__Entries provided__.
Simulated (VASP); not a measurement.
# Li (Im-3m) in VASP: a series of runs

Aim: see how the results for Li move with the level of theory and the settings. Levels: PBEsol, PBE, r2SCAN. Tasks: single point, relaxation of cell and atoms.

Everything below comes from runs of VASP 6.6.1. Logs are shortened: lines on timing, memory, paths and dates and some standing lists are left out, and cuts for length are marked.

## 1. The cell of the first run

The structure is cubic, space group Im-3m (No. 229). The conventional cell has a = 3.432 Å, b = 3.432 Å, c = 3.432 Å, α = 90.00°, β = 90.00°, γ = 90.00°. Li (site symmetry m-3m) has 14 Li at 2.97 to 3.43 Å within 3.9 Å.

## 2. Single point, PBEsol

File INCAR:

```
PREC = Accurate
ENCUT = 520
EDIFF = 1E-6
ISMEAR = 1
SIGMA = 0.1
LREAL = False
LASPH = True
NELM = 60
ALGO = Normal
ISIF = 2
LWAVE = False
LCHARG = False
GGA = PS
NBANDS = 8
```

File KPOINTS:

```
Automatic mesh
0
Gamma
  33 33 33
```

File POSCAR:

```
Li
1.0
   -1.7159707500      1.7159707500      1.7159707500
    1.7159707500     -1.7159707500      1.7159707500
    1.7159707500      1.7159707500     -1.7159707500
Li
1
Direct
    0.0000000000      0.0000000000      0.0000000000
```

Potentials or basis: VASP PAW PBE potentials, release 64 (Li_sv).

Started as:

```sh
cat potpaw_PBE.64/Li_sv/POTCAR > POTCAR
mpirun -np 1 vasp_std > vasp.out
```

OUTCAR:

__Requirement__.
The required output is the entries from their opening line through the line holding "## 1. The cell of the first run", repeated exactly, with both end lines kept.

__Solution__.
Simulated (VASP); not a measurement.
# Li (Im-3m) in VASP: a series of runs

Aim: see how the results for Li move with the level of theory and the settings. Levels: PBEsol, PBE, r2SCAN. Tasks: single point, relaxation of cell and atoms.

Everything below comes from runs of VASP 6.6.1. Logs are shortened: lines on timing, memory, paths and dates and some standing lists are left out, and cuts for length are marked.

## 1. The cell of the first run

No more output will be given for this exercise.